- **Brief**
Reproduce, exactly and in full, only the lines below from the one containing "3 C–H, 1 C–K." through the one containing "0.027, 0.068 |".

- **Dataset**
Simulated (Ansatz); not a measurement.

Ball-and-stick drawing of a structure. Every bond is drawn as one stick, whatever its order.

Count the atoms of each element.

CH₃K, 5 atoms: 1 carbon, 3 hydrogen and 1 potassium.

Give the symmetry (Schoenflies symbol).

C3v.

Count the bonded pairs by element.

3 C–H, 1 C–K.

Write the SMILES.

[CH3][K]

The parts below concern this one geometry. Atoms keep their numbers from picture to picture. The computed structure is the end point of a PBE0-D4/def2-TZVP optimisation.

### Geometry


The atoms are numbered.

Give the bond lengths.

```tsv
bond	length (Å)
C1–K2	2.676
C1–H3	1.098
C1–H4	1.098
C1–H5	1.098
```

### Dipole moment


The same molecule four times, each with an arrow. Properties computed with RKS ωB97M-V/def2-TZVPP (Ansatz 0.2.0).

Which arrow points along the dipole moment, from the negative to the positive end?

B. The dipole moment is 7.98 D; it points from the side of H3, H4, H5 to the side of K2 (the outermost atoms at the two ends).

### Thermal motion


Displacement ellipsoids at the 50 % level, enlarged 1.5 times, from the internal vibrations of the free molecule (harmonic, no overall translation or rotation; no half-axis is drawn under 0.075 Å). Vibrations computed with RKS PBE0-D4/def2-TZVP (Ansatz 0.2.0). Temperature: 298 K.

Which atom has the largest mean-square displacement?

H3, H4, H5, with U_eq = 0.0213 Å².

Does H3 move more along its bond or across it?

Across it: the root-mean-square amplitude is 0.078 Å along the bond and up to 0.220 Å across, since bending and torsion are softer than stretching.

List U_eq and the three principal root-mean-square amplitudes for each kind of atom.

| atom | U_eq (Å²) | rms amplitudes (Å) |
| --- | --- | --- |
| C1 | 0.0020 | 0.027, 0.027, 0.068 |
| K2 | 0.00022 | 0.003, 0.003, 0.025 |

- **Problem solution**
3 C–H, 1 C–K.

Write the SMILES.

[CH3][K]

The parts below concern this one geometry. Atoms keep their numbers from picture to picture. The computed structure is the end point of a PBE0-D4/def2-TZVP optimisation.

### Geometry


The atoms are numbered.

Give the bond lengths.

```tsv
bond	length (Å)
C1–K2	2.676
C1–H3	1.098
C1–H4	1.098
C1–H5	1.098
```

### Dipole moment


The same molecule four times, each with an arrow. Properties computed with RKS ωB97M-V/def2-TZVPP (Ansatz 0.2.0).

Which arrow points along the dipole moment, from the negative to the positive end?

B. The dipole moment is 7.98 D; it points from the side of H3, H4, H5 to the side of K2 (the outermost atoms at the two ends).

### Thermal motion


Displacement ellipsoids at the 50 % level, enlarged 1.5 times, from the internal vibrations of the free molecule (harmonic, no overall translation or rotation; no half-axis is drawn under 0.075 Å). Vibrations computed with RKS PBE0-D4/def2-TZVP (Ansatz 0.2.0). Temperature: 298 K.

Which atom has the largest mean-square displacement?

H3, H4, H5, with U_eq = 0.0213 Å².

Does H3 move more along its bond or across it?

Across it: the root-mean-square amplitude is 0.078 Å along the bond and up to 0.220 Å across, since bending and torsion are softer than stretching.

List U_eq and the three principal root-mean-square amplitudes for each kind of atom.

| atom | U_eq (Å²) | rms amplitudes (Å) |
| --- | --- | --- |
| C1 | 0.0020 | 0.027, 0.027, 0.068 |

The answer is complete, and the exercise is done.